Required action> Copy all the lines below without altering anything.

Raw data>
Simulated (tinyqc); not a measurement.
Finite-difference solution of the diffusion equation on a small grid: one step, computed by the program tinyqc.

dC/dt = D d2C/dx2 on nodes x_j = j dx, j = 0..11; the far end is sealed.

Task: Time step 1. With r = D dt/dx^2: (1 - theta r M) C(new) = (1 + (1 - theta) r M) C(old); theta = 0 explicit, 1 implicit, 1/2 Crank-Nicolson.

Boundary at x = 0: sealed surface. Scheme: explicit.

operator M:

Problem solution>
Simulated (tinyqc); not a measurement.
Finite-difference solution of the diffusion equation on a small grid: one step, computed by the program tinyqc.

dC/dt = D d2C/dx2 on nodes x_j = j dx, j = 0..11; the far end is sealed.

Task: Time step 1. With r = D dt/dx^2: (1 - theta r M) C(new) = (1 + (1 - theta) r M) C(old); theta = 0 explicit, 1 implicit, 1/2 Crank-Nicolson.

Boundary at x = 0: sealed surface. Scheme: explicit.

operator M:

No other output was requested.